ENTRIES PROVIDED:
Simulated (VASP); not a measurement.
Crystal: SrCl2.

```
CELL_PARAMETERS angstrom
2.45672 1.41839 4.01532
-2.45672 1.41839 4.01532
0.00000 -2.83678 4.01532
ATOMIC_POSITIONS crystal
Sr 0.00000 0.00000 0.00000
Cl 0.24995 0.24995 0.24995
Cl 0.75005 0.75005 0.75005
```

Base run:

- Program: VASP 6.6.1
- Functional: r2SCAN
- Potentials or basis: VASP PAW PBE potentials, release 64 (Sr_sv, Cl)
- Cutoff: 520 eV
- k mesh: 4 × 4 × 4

ASSIGNMENT:
The records above must be retyped in full. Keep each one exactly as it is.

EXERCISE SOLUTION:
Simulated (VASP); not a measurement.
Crystal: SrCl2.

```
CELL_PARAMETERS angstrom
2.45672 1.41839 4.01532
-2.45672 1.41839 4.01532
0.00000 -2.83678 4.01532
ATOMIC_POSITIONS crystal
Sr 0.00000 0.00000 0.00000
Cl 0.24995 0.24995 0.24995
Cl 0.75005 0.75005 0.75005
```

Base run:

- Program: VASP 6.6.1
- Functional: r2SCAN
- Potentials or basis: VASP PAW PBE potentials, release 64 (Sr_sv, Cl)
- Cutoff: 520 eV
- k mesh: 4 × 4 × 4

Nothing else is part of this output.